Required action —
Once the line containing "BeS built on" has been printed, stop; print every line before it exactly, starting at the top of the material below.

+ + + +

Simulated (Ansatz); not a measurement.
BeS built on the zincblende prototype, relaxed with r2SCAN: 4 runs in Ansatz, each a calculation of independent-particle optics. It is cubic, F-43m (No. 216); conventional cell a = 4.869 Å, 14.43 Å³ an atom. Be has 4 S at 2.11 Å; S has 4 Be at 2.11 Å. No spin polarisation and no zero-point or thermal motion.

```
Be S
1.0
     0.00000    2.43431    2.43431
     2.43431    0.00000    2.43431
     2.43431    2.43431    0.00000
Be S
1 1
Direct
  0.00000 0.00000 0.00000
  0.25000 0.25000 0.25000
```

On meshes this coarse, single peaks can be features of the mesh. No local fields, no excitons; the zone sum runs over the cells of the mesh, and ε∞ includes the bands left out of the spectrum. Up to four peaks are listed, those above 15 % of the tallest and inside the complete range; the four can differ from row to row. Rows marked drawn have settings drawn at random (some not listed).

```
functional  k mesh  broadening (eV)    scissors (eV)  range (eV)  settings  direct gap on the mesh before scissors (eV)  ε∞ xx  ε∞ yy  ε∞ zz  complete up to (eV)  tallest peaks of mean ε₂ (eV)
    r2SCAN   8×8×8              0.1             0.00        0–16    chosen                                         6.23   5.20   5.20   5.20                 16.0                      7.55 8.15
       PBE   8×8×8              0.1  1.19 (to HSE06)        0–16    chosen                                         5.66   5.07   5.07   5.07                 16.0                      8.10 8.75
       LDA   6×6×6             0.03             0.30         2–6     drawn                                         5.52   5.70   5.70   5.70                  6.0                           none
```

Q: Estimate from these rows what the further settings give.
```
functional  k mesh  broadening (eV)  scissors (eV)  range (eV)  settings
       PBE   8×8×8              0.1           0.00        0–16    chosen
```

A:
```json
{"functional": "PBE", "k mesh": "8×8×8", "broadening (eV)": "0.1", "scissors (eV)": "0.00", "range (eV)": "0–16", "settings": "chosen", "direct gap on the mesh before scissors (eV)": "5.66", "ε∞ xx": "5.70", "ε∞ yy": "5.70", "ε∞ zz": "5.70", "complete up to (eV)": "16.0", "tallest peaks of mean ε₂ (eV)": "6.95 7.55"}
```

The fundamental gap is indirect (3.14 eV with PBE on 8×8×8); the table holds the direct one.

+ + + +

Answer space —
Simulated (Ansatz); not a measurement.
BeS built on the zincblende prototype, relaxed with r2SCAN: 4 runs in Ansatz, each a calculation of independent-particle optics. It is cubic, F-43m (No. 216); conventional cell a = 4.869 Å, 14.43 Å³ an atom. Be has 4 S at 2.11 Å; S has 4 Be at 2.11 Å. No spin polarisation and no zero-point or thermal motion.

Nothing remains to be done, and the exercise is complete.